Data section →
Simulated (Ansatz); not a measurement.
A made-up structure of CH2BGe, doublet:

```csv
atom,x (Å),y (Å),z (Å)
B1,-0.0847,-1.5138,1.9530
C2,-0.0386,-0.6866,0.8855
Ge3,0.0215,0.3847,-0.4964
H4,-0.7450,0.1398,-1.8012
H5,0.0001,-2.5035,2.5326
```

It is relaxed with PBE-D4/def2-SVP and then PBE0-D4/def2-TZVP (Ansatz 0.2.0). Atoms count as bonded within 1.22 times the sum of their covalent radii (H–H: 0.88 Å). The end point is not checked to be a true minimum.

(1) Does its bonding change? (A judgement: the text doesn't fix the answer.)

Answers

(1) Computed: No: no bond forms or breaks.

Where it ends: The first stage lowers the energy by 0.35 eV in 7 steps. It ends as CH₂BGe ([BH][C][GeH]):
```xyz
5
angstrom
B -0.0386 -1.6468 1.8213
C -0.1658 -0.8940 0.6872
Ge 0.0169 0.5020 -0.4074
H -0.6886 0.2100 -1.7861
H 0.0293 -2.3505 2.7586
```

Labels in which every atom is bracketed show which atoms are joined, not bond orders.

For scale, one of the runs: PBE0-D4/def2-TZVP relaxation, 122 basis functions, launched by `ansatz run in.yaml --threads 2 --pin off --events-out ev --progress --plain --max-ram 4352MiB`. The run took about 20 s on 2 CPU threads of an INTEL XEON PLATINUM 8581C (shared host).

Task item →
Reply with the lines from the first line of the entries through the line that contains "Labels in which", repeated exactly with both ends kept, and with nothing else.

Task result →
Simulated (Ansatz); not a measurement.
A made-up structure of CH2BGe, doublet:

```csv
atom,x (Å),y (Å),z (Å)
B1,-0.0847,-1.5138,1.9530
C2,-0.0386,-0.6866,0.8855
Ge3,0.0215,0.3847,-0.4964
H4,-0.7450,0.1398,-1.8012
H5,0.0001,-2.5035,2.5326
```

It is relaxed with PBE-D4/def2-SVP and then PBE0-D4/def2-TZVP (Ansatz 0.2.0). Atoms count as bonded within 1.22 times the sum of their covalent radii (H–H: 0.88 Å). The end point is not checked to be a true minimum.

(1) Does its bonding change? (A judgement: the text doesn't fix the answer.)

Answers

(1) Computed: No: no bond forms or breaks.

Where it ends: The first stage lowers the energy by 0.35 eV in 7 steps. It ends as CH₂BGe ([BH][C][GeH]):
```xyz
5
angstrom
B -0.0386 -1.6468 1.8213
C -0.1658 -0.8940 0.6872
Ge 0.0169 0.5020 -0.4074
H -0.6886 0.2100 -1.7861
H 0.0293 -2.3505 2.7586
```

Labels in which every atom is bracketed show which atoms are joined, not bond orders.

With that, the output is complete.